(Supplied information Opens)

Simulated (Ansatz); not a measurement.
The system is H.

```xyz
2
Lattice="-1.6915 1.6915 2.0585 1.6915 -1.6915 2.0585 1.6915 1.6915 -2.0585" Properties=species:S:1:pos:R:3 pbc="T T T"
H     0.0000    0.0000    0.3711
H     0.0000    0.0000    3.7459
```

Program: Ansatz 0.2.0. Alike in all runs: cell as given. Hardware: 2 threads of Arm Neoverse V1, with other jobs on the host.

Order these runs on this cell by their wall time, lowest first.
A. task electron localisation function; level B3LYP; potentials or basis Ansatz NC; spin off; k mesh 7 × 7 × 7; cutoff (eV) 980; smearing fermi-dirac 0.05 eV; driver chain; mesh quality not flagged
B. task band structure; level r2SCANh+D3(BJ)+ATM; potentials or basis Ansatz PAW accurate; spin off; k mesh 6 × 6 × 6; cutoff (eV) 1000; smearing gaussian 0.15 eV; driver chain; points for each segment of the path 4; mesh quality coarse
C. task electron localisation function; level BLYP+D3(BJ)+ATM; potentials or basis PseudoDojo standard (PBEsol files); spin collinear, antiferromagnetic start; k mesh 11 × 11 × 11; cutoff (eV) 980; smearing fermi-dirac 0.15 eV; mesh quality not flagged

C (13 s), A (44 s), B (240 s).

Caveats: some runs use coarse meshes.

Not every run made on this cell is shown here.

(Supplied information Closes)

§ **Work instruction**:
Output exactly the lines of the material above from the one containing "The system is H." up to and including the one containing "B. task band".

§ **Exercise response**:
The system is H.

```xyz
2
Lattice="-1.6915 1.6915 2.0585 1.6915 -1.6915 2.0585 1.6915 1.6915 -2.0585" Properties=species:S:1:pos:R:3 pbc="T T T"
H     0.0000    0.0000    0.3711
H     0.0000    0.0000    3.7459
```

Program: Ansatz 0.2.0. Alike in all runs: cell as given. Hardware: 2 threads of Arm Neoverse V1, with other jobs on the host.

Order these runs on this cell by their wall time, lowest first.
A. task electron localisation function; level B3LYP; potentials or basis Ansatz NC; spin off; k mesh 7 × 7 × 7; cutoff (eV) 980; smearing fermi-dirac 0.05 eV; driver chain; mesh quality not flagged
B. task band structure; level r2SCANh+D3(BJ)+ATM; potentials or basis Ansatz PAW accurate; spin off; k mesh 6 × 6 × 6; cutoff (eV) 1000; smearing gaussian 0.15 eV; driver chain; points for each segment of the path 4; mesh quality coarse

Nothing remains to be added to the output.